:: Work instruction ::
Starting at the line that contains "Caveats: the PAW" in the listing below, write out every line word for word until you have written the line that contains "A k mesh can".

++++++++++
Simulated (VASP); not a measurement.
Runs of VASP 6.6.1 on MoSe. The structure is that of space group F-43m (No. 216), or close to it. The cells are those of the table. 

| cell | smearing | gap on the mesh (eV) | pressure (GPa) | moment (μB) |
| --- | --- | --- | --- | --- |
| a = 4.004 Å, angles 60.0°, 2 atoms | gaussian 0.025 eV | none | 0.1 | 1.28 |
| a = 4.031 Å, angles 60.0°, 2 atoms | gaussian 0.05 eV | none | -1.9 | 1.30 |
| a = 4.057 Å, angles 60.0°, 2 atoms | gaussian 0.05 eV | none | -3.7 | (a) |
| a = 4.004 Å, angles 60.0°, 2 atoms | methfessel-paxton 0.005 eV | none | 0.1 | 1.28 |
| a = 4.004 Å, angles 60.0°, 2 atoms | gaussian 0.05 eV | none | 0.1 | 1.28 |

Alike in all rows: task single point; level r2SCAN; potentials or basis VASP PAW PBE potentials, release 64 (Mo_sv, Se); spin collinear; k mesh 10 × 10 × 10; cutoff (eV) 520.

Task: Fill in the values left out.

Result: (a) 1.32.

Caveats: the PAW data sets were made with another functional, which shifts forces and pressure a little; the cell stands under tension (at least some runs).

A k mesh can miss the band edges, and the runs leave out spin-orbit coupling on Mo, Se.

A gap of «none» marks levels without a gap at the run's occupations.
++++++++++

:: Exercise response ::
Caveats: the PAW data sets were made with another functional, which shifts forces and pressure a little; the cell stands under tension (at least some runs).

A k mesh can miss the band edges, and the runs leave out spin-orbit coupling on Mo, Se.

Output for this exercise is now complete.